Required action
Take the material below from its first line through the line containing "## CP2K runs" and, please, write those lines again exactly.

Listed records
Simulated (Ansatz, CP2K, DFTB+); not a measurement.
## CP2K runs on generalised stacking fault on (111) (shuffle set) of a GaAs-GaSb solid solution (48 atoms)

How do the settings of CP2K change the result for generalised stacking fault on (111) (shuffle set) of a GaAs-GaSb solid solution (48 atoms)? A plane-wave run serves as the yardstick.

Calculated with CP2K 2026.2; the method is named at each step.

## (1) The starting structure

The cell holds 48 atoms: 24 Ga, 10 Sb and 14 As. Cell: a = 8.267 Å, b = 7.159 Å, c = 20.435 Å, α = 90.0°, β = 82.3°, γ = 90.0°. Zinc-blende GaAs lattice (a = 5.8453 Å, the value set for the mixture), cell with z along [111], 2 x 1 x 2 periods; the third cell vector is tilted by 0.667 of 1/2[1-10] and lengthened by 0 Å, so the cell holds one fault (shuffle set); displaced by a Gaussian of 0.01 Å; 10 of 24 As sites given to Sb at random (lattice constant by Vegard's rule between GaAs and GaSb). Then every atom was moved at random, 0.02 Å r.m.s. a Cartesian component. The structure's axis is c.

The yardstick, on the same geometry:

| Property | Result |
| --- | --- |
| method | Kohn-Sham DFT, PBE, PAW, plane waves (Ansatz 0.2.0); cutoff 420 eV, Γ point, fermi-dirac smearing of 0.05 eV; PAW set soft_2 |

Written solution
Simulated (Ansatz, CP2K, DFTB+); not a measurement.
## CP2K runs on generalised stacking fault on (111) (shuffle set) of a GaAs-GaSb solid solution (48 atoms)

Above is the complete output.